● ● ● ● ● ● ●

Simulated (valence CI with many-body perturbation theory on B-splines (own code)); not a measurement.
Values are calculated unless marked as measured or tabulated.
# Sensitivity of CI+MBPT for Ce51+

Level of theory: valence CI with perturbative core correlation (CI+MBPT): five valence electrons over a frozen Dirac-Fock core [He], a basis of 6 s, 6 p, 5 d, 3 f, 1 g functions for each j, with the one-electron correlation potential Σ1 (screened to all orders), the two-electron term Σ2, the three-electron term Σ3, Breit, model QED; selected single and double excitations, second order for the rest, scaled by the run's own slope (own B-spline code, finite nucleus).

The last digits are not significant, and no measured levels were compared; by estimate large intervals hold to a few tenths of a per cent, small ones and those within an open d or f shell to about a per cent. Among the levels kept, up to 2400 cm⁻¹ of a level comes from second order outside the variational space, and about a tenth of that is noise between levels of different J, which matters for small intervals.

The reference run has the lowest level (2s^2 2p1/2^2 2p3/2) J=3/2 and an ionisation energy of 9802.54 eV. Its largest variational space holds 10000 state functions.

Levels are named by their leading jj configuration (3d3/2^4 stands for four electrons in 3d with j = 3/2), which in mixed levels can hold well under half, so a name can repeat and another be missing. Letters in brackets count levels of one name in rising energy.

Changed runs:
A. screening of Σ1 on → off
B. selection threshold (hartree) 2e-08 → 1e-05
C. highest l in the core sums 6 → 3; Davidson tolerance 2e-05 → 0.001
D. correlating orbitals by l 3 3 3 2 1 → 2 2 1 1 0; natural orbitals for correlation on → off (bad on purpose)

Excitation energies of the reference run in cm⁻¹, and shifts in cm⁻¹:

● ● ● ● ● ● ●

Requirement
Please transcribe the data above without changes, from its first line to its "# Sensitivity of CI+MBPT for Ce51+" line, and leave out anything past that.

Response box
Simulated (valence CI with many-body perturbation theory on B-splines (own code)); not a measurement.
Values are calculated unless marked as measured or tabulated.
# Sensitivity of CI+MBPT for Ce51+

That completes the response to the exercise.